Starting at the first line of the data below, write out each line exactly until you reach the line containing "to a substrate**", and include that line too.

* [Information supplied]:

________________________

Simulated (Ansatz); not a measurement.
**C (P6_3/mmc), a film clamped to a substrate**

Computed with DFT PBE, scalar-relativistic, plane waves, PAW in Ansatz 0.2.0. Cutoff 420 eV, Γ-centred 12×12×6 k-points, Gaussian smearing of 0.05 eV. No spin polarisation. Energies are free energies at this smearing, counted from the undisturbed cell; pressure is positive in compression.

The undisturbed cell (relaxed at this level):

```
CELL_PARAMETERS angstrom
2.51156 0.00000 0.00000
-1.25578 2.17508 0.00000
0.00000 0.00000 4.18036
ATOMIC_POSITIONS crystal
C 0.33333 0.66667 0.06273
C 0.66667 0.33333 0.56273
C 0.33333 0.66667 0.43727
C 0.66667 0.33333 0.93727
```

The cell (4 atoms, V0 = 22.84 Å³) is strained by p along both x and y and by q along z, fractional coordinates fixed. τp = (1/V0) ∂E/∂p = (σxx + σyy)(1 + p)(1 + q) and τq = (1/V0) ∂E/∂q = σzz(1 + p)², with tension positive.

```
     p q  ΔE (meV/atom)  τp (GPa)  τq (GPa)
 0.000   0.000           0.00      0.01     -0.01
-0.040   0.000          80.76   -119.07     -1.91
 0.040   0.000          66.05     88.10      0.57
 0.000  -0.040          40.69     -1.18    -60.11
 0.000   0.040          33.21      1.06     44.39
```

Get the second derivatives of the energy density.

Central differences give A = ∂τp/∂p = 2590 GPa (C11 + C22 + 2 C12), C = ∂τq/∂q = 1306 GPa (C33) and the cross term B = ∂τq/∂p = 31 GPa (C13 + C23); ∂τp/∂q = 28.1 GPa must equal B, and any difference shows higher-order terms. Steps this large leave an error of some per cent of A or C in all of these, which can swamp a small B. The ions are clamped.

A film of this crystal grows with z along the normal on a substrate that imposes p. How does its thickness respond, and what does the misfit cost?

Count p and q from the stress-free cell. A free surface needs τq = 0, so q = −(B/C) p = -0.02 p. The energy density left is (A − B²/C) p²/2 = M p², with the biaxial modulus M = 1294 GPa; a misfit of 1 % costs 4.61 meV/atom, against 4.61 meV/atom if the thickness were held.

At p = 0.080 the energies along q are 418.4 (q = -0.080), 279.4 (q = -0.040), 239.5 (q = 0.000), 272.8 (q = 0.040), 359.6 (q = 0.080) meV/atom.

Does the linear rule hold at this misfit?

________________________

* [Your solution]:
Simulated (Ansatz); not a measurement.
**C (P6_3/mmc), a film clamped to a substrate**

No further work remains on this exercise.